EXERCISE: From first line to last, give the material again unchanged.

STUDY MATERIAL:
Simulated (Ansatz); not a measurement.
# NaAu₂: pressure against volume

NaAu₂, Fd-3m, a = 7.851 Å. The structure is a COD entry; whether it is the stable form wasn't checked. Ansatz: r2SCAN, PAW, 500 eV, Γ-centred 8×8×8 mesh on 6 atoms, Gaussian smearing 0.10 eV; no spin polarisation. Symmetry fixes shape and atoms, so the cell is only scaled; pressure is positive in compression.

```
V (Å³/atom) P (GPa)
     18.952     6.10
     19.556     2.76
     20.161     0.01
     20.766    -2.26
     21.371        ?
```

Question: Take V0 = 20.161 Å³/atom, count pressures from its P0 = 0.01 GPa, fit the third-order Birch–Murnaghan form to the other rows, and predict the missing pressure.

TASK RESPONSE:
Simulated (Ansatz); not a measurement.
# NaAu₂: pressure against volume

NaAu₂, Fd-3m, a = 7.851 Å. The structure is a COD entry; whether it is the stable form wasn't checked. Ansatz: r2SCAN, PAW, 500 eV, Γ-centred 8×8×8 mesh on 6 atoms, Gaussian smearing 0.10 eV; no spin polarisation. Symmetry fixes shape and atoms, so the cell is only scaled; pressure is positive in compression.

```
V (Å³/atom) P (GPa)
     18.952     6.10
     19.556     2.76
     20.161     0.01
     20.766    -2.26
     21.371        ?
```

Question: Take V0 = 20.161 Å³/atom, count pressures from its P0 = 0.01 GPa, fit the third-order Birch–Murnaghan form to the other rows, and predict the missing pressure.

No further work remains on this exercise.